[[ PROVIDED MATERIAL, beginning ]]
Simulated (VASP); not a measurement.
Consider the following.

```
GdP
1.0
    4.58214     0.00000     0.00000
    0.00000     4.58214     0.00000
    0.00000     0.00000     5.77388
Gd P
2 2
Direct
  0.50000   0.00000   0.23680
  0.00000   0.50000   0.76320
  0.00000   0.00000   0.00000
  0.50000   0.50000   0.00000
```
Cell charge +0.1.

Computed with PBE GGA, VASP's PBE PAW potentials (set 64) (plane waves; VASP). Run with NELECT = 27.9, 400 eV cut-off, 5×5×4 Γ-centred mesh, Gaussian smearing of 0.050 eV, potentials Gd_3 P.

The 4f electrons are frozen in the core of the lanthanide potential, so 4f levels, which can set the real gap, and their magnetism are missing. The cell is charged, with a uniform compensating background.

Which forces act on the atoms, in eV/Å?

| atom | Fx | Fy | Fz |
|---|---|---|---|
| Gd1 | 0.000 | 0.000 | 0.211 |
[[ PROVIDED MATERIAL, end ]]

BRIEF: Give all of the entries again, exactly.

TASK ANSWER:
Simulated (VASP); not a measurement.
Consider the following.

```
GdP
1.0
    4.58214     0.00000     0.00000
    0.00000     4.58214     0.00000
    0.00000     0.00000     5.77388
Gd P
2 2
Direct
  0.50000   0.00000   0.23680
  0.00000   0.50000   0.76320
  0.00000   0.00000   0.00000
  0.50000   0.50000   0.00000
```
Cell charge +0.1.

Computed with PBE GGA, VASP's PBE PAW potentials (set 64) (plane waves; VASP). Run with NELECT = 27.9, 400 eV cut-off, 5×5×4 Γ-centred mesh, Gaussian smearing of 0.050 eV, potentials Gd_3 P.

The 4f electrons are frozen in the core of the lanthanide potential, so 4f levels, which can set the real gap, and their magnetism are missing. The cell is charged, with a uniform compensating background.

Which forces act on the atoms, in eV/Å?

| atom | Fx | Fy | Fz |
|---|---|---|---|
| Gd1 | 0.000 | 0.000 | 0.211 |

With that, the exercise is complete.